GIVEN INFORMATION:
○ ○ ○

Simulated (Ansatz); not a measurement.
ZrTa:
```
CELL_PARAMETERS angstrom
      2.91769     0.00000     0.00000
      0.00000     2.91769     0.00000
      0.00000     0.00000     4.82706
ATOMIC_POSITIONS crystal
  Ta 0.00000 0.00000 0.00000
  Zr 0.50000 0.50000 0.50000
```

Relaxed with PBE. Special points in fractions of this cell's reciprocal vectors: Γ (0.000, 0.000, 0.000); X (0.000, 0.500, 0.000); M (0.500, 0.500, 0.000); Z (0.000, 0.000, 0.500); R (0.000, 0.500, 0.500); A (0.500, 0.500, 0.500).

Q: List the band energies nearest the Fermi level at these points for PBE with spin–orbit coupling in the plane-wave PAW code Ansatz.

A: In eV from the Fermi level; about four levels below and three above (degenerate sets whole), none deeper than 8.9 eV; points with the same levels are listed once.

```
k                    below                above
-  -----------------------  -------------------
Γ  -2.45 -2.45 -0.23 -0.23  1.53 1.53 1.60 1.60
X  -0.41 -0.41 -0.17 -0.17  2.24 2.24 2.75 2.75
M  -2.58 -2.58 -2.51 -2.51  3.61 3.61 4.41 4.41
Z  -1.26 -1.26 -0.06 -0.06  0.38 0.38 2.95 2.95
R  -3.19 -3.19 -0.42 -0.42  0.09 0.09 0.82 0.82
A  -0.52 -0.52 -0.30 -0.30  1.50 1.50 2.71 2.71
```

○ ○ ○

WORK TASK:
Each line of the material is to be returned precisely as written.

EXERCISE RESPONSE:
Simulated (Ansatz); not a measurement.
ZrTa:
```
CELL_PARAMETERS angstrom
      2.91769     0.00000     0.00000
      0.00000     2.91769     0.00000
      0.00000     0.00000     4.82706
ATOMIC_POSITIONS crystal
  Ta 0.00000 0.00000 0.00000
  Zr 0.50000 0.50000 0.50000
```

Relaxed with PBE. Special points in fractions of this cell's reciprocal vectors: Γ (0.000, 0.000, 0.000); X (0.000, 0.500, 0.000); M (0.500, 0.500, 0.000); Z (0.000, 0.000, 0.500); R (0.000, 0.500, 0.500); A (0.500, 0.500, 0.500).

Q: List the band energies nearest the Fermi level at these points for PBE with spin–orbit coupling in the plane-wave PAW code Ansatz.

A: In eV from the Fermi level; about four levels below and three above (degenerate sets whole), none deeper than 8.9 eV; points with the same levels are listed once.

```
k                    below                above
-  -----------------------  -------------------
Γ  -2.45 -2.45 -0.23 -0.23  1.53 1.53 1.60 1.60
X  -0.41 -0.41 -0.17 -0.17  2.24 2.24 2.75 2.75
M  -2.58 -2.58 -2.51 -2.51  3.61 3.61 4.41 4.41
Z  -1.26 -1.26 -0.06 -0.06  0.38 0.38 2.95 2.95
R  -3.19 -3.19 -0.42 -0.42  0.09 0.09 0.82 0.82
A  -0.52 -0.52 -0.30 -0.30  1.50 1.50 2.71 2.71
```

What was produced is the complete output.